◇ ◇ ◇ ◇

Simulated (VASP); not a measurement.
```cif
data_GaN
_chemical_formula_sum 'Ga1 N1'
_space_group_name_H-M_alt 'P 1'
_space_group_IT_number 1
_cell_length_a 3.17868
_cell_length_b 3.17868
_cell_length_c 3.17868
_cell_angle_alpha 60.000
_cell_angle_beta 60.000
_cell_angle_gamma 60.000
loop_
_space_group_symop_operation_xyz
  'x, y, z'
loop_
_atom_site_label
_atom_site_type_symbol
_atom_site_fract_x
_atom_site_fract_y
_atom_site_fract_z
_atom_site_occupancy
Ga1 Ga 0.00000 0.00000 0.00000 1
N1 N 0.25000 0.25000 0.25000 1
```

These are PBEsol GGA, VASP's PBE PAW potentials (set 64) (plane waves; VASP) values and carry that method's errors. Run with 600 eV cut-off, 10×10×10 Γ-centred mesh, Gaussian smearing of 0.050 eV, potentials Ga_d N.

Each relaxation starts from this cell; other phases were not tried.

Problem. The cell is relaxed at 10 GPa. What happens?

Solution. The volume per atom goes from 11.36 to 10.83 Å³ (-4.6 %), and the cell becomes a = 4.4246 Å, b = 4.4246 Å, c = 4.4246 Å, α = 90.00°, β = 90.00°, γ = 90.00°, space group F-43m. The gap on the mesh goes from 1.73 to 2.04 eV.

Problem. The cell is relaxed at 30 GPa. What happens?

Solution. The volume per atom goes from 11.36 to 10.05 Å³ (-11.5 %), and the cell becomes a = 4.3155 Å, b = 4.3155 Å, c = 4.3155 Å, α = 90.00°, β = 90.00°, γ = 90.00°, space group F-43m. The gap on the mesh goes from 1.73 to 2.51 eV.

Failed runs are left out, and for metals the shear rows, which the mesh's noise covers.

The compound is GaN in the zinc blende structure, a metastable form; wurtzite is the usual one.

◇ ◇ ◇ ◇

Work item. Starting with the line with "These are PBEsol" above and going on through the line with "Problem. The cell is relaxed at 30", transcribe every line exactly, both ends included, and add nothing.

Expected answer.
These are PBEsol GGA, VASP's PBE PAW potentials (set 64) (plane waves; VASP) values and carry that method's errors. Run with 600 eV cut-off, 10×10×10 Γ-centred mesh, Gaussian smearing of 0.050 eV, potentials Ga_d N.

Each relaxation starts from this cell; other phases were not tried.

Problem. The cell is relaxed at 10 GPa. What happens?

Solution. The volume per atom goes from 11.36 to 10.83 Å³ (-4.6 %), and the cell becomes a = 4.4246 Å, b = 4.4246 Å, c = 4.4246 Å, α = 90.00°, β = 90.00°, γ = 90.00°, space group F-43m. The gap on the mesh goes from 1.73 to 2.04 eV.

Problem. The cell is relaxed at 30 GPa. What happens?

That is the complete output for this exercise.